— DATA SHOWN —
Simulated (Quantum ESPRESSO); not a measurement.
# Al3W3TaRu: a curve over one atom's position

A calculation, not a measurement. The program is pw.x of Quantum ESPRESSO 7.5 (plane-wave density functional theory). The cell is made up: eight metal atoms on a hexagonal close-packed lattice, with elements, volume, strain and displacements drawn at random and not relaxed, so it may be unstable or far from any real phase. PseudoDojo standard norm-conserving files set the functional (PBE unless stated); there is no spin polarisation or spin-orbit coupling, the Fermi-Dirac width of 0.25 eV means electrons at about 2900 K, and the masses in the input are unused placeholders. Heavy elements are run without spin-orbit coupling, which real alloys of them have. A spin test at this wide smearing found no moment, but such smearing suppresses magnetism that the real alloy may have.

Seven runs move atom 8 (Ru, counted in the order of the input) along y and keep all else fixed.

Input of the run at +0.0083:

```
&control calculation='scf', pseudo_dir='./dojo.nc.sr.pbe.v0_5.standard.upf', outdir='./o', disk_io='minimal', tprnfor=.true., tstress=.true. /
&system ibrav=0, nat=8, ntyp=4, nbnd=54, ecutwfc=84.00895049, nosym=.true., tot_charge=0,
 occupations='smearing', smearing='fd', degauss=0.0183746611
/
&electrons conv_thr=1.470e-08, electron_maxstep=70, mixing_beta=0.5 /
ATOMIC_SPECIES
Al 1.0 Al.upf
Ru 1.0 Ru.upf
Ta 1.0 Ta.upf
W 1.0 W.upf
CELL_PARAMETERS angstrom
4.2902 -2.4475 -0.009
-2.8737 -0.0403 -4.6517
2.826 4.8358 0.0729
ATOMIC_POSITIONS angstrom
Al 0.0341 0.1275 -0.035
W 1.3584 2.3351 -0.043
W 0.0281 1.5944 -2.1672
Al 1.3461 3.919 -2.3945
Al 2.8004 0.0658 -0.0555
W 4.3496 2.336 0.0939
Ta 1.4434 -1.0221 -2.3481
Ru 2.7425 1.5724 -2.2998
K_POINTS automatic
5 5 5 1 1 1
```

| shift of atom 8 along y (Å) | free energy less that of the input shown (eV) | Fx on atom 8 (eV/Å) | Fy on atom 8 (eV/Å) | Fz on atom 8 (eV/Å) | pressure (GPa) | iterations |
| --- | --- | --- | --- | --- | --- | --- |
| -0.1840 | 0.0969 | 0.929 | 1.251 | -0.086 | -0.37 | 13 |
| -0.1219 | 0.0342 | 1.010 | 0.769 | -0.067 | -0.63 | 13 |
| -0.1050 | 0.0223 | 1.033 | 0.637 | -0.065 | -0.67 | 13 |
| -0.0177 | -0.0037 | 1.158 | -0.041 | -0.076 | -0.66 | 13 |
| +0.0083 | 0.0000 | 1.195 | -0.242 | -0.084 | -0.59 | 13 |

— WORK REQUEST —
Each line of the records above, from the first through the one containing "# Al3W3TaRu: a curve over one atom's position", is to be retyped exactly; no other line belongs.

— ANSWER AREA —
Simulated (Quantum ESPRESSO); not a measurement.
# Al3W3TaRu: a curve over one atom's position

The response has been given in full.